:: SOURCE DATA ::
════
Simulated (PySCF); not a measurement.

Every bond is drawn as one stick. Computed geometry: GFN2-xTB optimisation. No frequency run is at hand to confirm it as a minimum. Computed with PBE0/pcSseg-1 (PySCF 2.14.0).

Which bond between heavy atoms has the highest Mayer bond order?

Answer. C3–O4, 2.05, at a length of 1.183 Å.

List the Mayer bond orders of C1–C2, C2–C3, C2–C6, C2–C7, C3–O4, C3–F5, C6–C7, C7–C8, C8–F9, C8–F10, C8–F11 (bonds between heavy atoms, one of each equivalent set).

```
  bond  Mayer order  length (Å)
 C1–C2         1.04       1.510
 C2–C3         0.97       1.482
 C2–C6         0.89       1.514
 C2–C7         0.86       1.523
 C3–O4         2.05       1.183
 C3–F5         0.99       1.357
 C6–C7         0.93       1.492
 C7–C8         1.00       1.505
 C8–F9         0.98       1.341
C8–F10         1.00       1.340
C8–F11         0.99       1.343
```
════

:: BRIEF ::
A faithful copy of every record is required; output it in full.

:: WORKED SOLUTION ::
Simulated (PySCF); not a measurement.

Every bond is drawn as one stick. Computed geometry: GFN2-xTB optimisation. No frequency run is at hand to confirm it as a minimum. Computed with PBE0/pcSseg-1 (PySCF 2.14.0).

Which bond between heavy atoms has the highest Mayer bond order?

Answer. C3–O4, 2.05, at a length of 1.183 Å.

List the Mayer bond orders of C1–C2, C2–C3, C2–C6, C2–C7, C3–O4, C3–F5, C6–C7, C7–C8, C8–F9, C8–F10, C8–F11 (bonds between heavy atoms, one of each equivalent set).

```
  bond  Mayer order  length (Å)
 C1–C2         1.04       1.510
 C2–C3         0.97       1.482
 C2–C6         0.89       1.514
 C2–C7         0.86       1.523
 C3–O4         2.05       1.183
 C3–F5         0.99       1.357
 C6–C7         0.93       1.492
 C7–C8         1.00       1.505
 C8–F9         0.98       1.341
C8–F10         1.00       1.340
C8–F11         0.99       1.343
```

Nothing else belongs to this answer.